*** Opening Records provided ***
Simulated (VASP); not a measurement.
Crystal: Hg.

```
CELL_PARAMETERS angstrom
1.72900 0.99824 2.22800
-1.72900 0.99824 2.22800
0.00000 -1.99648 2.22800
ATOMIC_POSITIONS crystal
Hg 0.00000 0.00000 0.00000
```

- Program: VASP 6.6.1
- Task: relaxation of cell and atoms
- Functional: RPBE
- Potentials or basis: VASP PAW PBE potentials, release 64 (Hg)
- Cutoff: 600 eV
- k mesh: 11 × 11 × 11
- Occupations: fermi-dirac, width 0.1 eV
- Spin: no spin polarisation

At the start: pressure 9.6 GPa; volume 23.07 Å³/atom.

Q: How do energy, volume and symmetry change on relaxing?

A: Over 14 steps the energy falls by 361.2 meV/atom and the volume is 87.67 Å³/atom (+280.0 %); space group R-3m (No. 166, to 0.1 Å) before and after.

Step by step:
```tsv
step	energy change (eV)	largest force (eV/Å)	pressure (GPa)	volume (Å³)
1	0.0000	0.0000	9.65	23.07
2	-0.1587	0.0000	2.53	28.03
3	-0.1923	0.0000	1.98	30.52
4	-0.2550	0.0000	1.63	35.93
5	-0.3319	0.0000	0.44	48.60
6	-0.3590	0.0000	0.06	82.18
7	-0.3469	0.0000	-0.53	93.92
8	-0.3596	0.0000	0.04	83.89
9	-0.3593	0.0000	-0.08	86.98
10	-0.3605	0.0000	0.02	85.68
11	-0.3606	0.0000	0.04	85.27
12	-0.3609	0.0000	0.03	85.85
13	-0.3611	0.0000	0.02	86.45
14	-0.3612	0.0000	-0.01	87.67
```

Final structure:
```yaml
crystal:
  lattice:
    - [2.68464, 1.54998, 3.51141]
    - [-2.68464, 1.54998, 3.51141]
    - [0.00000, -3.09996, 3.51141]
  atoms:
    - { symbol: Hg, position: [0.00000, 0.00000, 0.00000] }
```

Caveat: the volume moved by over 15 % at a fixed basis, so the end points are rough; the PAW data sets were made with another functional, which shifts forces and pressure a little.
*** Closing Records provided ***

§ Exercise:
From the records above, transcribe exactly the run of lines that opens with the line holding "- k mesh: 11 × 11 × 11" and closes with the line holding "Q: How do energy, volume", both included.

§ Response box:
- k mesh: 11 × 11 × 11
- Occupations: fermi-dirac, width 0.1 eV
- Spin: no spin polarisation

At the start: pressure 9.6 GPa; volume 23.07 Å³/atom.

Q: How do energy, volume and symmetry change on relaxing?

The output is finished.